• **Work item**
Your job is to reproduce all of the data exactly.

--------------------

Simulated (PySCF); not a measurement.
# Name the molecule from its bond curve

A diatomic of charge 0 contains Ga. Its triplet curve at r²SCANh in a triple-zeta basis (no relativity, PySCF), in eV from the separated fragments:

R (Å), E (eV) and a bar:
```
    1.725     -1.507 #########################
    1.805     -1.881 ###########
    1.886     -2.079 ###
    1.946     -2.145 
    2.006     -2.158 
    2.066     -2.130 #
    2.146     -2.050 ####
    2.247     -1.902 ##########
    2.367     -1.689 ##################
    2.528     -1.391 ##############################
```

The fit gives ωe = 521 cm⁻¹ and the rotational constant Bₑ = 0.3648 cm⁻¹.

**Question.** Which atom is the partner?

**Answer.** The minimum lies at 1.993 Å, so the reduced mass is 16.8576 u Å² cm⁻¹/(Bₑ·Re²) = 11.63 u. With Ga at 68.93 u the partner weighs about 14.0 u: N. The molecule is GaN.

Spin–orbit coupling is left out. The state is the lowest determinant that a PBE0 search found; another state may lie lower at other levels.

--------------------

• **Reply**
Simulated (PySCF); not a measurement.
# Name the molecule from its bond curve

A diatomic of charge 0 contains Ga. Its triplet curve at r²SCANh in a triple-zeta basis (no relativity, PySCF), in eV from the separated fragments:

R (Å), E (eV) and a bar:
```
    1.725     -1.507 #########################
    1.805     -1.881 ###########
    1.886     -2.079 ###
    1.946     -2.145 
    2.006     -2.158 
    2.066     -2.130 #
    2.146     -2.050 ####
    2.247     -1.902 ##########
    2.367     -1.689 ##################
    2.528     -1.391 ##############################
```

The fit gives ωe = 521 cm⁻¹ and the rotational constant Bₑ = 0.3648 cm⁻¹.

**Question.** Which atom is the partner?

**Answer.** The minimum lies at 1.993 Å, so the reduced mass is 16.8576 u Å² cm⁻¹/(Bₑ·Re²) = 11.63 u. With Ga at 68.93 u the partner weighs about 14.0 u: N. The molecule is GaN.

Spin–orbit coupling is left out. The state is the lowest determinant that a PBE0 search found; another state may lie lower at other levels.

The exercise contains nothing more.